DATA RECORDS: Begin
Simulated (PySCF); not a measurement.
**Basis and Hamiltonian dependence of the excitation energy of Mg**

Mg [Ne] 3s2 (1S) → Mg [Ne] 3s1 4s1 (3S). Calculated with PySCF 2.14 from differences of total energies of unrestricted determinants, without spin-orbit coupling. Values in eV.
DATA RECORDS: End

◆ WORK ITEM
Repeat each record in full; every line must match exactly.

◆ WRITTEN RESPONSE
Simulated (PySCF); not a measurement.
**Basis and Hamiltonian dependence of the excitation energy of Mg**

Mg [Ne] 3s2 (1S) → Mg [Ne] 3s1 4s1 (3S). Calculated with PySCF 2.14 from differences of total energies of unrestricted determinants, without spin-orbit coupling. Values in eV.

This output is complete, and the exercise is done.